-- Records shown follows --

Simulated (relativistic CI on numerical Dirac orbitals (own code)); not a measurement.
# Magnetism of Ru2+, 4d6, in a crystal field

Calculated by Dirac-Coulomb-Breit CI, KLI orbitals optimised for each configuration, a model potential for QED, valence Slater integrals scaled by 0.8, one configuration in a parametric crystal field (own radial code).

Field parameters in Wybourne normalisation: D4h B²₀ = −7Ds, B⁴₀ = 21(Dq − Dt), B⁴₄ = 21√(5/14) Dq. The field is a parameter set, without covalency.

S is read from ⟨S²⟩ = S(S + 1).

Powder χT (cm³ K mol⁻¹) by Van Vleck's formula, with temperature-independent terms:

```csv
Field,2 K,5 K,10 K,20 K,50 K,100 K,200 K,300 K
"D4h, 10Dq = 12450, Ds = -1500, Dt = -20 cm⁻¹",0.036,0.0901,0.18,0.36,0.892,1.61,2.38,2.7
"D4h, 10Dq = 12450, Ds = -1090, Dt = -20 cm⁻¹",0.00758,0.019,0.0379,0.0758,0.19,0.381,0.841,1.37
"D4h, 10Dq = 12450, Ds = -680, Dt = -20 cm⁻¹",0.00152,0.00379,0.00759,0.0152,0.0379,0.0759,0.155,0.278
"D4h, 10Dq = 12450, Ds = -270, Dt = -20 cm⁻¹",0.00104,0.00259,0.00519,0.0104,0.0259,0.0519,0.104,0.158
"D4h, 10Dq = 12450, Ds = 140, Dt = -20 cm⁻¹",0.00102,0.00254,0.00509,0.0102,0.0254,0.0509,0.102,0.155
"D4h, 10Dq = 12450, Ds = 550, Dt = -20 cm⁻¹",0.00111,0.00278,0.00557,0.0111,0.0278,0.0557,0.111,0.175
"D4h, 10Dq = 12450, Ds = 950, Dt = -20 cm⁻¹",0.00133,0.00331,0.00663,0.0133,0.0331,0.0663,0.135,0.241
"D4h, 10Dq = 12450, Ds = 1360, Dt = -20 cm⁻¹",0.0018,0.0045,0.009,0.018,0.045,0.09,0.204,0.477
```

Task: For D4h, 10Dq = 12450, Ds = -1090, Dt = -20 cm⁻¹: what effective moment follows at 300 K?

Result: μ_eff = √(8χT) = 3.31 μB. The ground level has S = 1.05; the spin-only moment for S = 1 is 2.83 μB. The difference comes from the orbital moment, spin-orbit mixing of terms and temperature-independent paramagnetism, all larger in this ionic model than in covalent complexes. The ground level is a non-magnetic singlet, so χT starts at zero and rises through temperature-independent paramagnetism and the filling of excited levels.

-- Records shown concluded --

=== Requirement ===
When you repeat the lines, start with the first line of the material and end with the line that contains "Calculated by Dirac-Coulomb-Breit", keeping both and reproducing each exactly, with nothing added.

=== Answer box ===
Simulated (relativistic CI on numerical Dirac orbitals (own code)); not a measurement.
# Magnetism of Ru2+, 4d6, in a crystal field

Calculated by Dirac-Coulomb-Breit CI, KLI orbitals optimised for each configuration, a model potential for QED, valence Slater integrals scaled by 0.8, one configuration in a parametric crystal field (own radial code).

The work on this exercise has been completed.